**Action item**: In the listing below, the answer starts at the line that has "Symmetry: P-3m1, No." and stops after the line that has "An all-electron density"; please repeat that part exactly and nothing more.

**Excerpted records**:

Segment Open

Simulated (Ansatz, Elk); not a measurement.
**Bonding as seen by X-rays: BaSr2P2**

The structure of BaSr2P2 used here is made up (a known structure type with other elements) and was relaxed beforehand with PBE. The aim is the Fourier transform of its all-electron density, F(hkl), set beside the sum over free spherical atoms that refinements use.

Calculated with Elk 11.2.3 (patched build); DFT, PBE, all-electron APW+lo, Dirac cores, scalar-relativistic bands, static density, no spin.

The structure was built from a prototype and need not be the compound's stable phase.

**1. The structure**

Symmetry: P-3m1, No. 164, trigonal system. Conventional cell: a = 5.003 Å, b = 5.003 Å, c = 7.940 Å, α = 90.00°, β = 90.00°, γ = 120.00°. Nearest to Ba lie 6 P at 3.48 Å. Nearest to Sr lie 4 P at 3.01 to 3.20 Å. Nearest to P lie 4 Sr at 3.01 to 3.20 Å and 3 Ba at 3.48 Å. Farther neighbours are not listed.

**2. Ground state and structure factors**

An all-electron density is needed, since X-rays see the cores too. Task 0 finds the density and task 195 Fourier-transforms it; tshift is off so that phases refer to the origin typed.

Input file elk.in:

Segment Closed

**Task solution**:
Symmetry: P-3m1, No. 164, trigonal system. Conventional cell: a = 5.003 Å, b = 5.003 Å, c = 7.940 Å, α = 90.00°, β = 90.00°, γ = 120.00°. Nearest to Ba lie 6 P at 3.48 Å. Nearest to Sr lie 4 P at 3.01 to 3.20 Å. Nearest to P lie 4 Sr at 3.01 to 3.20 Å and 3 Ba at 3.48 Å. Farther neighbours are not listed.

**2. Ground state and structure factors**

An all-electron density is needed, since X-rays see the cores too. Task 0 finds the density and task 195 Fourier-transforms it; tshift is off so that phases refer to the origin typed.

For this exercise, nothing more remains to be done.